Your answer must hold only the lines below from the line containing "The system is AlN." through the line containing "- k mesh: 8 × 8 × 6", each reproduced exactly.

Start of MATERIAL SHOWN
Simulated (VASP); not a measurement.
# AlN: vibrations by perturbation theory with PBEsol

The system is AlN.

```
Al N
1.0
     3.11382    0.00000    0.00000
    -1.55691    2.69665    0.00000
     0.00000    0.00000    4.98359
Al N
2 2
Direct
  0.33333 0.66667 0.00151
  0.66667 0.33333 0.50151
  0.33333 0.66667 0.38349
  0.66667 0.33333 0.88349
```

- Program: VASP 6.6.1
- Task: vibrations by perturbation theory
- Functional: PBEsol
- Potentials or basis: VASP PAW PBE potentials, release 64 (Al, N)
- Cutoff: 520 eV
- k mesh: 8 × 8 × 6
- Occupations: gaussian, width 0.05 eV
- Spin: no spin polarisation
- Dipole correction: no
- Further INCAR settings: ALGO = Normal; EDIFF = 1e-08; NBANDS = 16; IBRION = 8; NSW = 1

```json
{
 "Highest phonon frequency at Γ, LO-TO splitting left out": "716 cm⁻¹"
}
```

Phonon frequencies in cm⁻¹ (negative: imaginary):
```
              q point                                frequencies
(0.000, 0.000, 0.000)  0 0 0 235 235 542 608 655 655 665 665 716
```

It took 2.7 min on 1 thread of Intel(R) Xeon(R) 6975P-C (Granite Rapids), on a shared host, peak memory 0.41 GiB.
End of MATERIAL SHOWN

- **WRITTEN REPLY**
The system is AlN.

```
Al N
1.0
     3.11382    0.00000    0.00000
    -1.55691    2.69665    0.00000
     0.00000    0.00000    4.98359
Al N
2 2
Direct
  0.33333 0.66667 0.00151
  0.66667 0.33333 0.50151
  0.33333 0.66667 0.38349
  0.66667 0.33333 0.88349
```

- Program: VASP 6.6.1
- Task: vibrations by perturbation theory
- Functional: PBEsol
- Potentials or basis: VASP PAW PBE potentials, release 64 (Al, N)
- Cutoff: 520 eV
- k mesh: 8 × 8 × 6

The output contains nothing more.